Exercise: All of the records should be given back exactly and in full.

Data extract:
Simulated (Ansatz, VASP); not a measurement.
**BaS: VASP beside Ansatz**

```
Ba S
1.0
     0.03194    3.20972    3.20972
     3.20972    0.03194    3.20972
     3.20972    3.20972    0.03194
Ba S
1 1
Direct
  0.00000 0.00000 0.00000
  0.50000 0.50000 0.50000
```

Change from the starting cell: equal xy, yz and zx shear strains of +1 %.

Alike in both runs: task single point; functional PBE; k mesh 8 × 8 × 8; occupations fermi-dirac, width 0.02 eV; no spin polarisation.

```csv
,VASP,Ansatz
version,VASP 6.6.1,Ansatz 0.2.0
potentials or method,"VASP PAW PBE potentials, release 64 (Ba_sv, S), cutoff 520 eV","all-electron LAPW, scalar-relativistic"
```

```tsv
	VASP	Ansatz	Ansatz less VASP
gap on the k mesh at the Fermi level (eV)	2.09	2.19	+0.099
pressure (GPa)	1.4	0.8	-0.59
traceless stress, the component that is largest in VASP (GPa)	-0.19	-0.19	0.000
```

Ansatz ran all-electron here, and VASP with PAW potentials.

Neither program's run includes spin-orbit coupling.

Solution:
Simulated (Ansatz, VASP); not a measurement.
**BaS: VASP beside Ansatz**

```
Ba S
1.0
     0.03194    3.20972    3.20972
     3.20972    0.03194    3.20972
     3.20972    3.20972    0.03194
Ba S
1 1
Direct
  0.00000 0.00000 0.00000
  0.50000 0.50000 0.50000
```

Change from the starting cell: equal xy, yz and zx shear strains of +1 %.

Alike in both runs: task single point; functional PBE; k mesh 8 × 8 × 8; occupations fermi-dirac, width 0.02 eV; no spin polarisation.

```csv
,VASP,Ansatz
version,VASP 6.6.1,Ansatz 0.2.0
potentials or method,"VASP PAW PBE potentials, release 64 (Ba_sv, S), cutoff 520 eV","all-electron LAPW, scalar-relativistic"
```

```tsv
	VASP	Ansatz	Ansatz less VASP
gap on the k mesh at the Fermi level (eV)	2.09	2.19	+0.099
pressure (GPa)	1.4	0.8	-0.59
traceless stress, the component that is largest in VASP (GPa)	-0.19	-0.19	0.000
```

Ansatz ran all-electron here, and VASP with PAW potentials.

Neither program's run includes spin-orbit coupling.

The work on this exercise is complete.